Top of Input data

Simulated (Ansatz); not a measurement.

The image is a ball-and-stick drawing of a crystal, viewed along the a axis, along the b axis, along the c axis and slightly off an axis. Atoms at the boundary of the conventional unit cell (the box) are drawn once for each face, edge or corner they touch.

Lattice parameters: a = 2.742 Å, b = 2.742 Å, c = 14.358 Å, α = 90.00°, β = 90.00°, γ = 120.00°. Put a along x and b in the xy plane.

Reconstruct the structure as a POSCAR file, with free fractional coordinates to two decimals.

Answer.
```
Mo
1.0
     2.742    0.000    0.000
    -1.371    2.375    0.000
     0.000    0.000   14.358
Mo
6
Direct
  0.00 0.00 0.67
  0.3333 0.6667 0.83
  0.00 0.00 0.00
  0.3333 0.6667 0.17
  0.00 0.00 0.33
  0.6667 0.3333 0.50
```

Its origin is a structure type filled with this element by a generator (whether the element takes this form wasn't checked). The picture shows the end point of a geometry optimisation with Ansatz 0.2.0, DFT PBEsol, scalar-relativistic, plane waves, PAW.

Bottom of Input data

Action item >> As the exercise requires, copy out the data shown above word for word.

Task answer >>
Simulated (Ansatz); not a measurement.

The image is a ball-and-stick drawing of a crystal, viewed along the a axis, along the b axis, along the c axis and slightly off an axis. Atoms at the boundary of the conventional unit cell (the box) are drawn once for each face, edge or corner they touch.

Lattice parameters: a = 2.742 Å, b = 2.742 Å, c = 14.358 Å, α = 90.00°, β = 90.00°, γ = 120.00°. Put a along x and b in the xy plane.

Reconstruct the structure as a POSCAR file, with free fractional coordinates to two decimals.

Answer.
```
Mo
1.0
     2.742    0.000    0.000
    -1.371    2.375    0.000
     0.000    0.000   14.358
Mo
6
Direct
  0.00 0.00 0.67
  0.3333 0.6667 0.83
  0.00 0.00 0.00
  0.3333 0.6667 0.17
  0.00 0.00 0.33
  0.6667 0.3333 0.50
```

Its origin is a structure type filled with this element by a generator (whether the element takes this form wasn't checked). The picture shows the end point of a geometry optimisation with Ansatz 0.2.0, DFT PBEsol, scalar-relativistic, plane waves, PAW.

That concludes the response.